## WORK INSTRUCTION
Each entry is to be printed again word for word.

## RECORDS PROVIDED
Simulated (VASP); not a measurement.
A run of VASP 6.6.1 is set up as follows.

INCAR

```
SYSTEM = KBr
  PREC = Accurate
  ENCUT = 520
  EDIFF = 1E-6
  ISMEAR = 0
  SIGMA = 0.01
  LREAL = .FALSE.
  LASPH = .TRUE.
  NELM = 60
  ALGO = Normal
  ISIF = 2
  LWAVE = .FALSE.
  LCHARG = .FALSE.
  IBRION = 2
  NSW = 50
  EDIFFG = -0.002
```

## TASK RESULT
Simulated (VASP); not a measurement.
A run of VASP 6.6.1 is set up as follows.

INCAR

```
SYSTEM = KBr
  PREC = Accurate
  ENCUT = 520
  EDIFF = 1E-6
  ISMEAR = 0
  SIGMA = 0.01
  LREAL = .FALSE.
  LASPH = .TRUE.
  NELM = 60
  ALGO = Normal
  ISIF = 2
  LWAVE = .FALSE.
  LCHARG = .FALSE.
  IBRION = 2
  NSW = 50
  EDIFFG = -0.002
```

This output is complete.